# Assignment
Your answer should contain every line of the records, transcribed word for word.

# Raw data
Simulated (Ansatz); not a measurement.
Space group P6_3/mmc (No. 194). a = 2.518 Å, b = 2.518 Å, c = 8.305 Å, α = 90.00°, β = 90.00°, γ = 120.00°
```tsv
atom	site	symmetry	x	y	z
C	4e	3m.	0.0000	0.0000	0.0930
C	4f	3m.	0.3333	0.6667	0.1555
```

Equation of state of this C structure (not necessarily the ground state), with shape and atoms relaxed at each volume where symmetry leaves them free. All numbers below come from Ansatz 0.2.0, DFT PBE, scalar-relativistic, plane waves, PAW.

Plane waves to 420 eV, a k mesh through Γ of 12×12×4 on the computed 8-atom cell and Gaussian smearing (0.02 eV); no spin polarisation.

# Task response
Simulated (Ansatz); not a measurement.
Space group P6_3/mmc (No. 194). a = 2.518 Å, b = 2.518 Å, c = 8.305 Å, α = 90.00°, β = 90.00°, γ = 120.00°
```tsv
atom	site	symmetry	x	y	z
C	4e	3m.	0.0000	0.0000	0.0930
C	4f	3m.	0.3333	0.6667	0.1555
```

Equation of state of this C structure (not necessarily the ground state), with shape and atoms relaxed at each volume where symmetry leaves them free. All numbers below come from Ansatz 0.2.0, DFT PBE, scalar-relativistic, plane waves, PAW.

Plane waves to 420 eV, a k mesh through Γ of 12×12×4 on the computed 8-atom cell and Gaussian smearing (0.02 eV); no spin polarisation.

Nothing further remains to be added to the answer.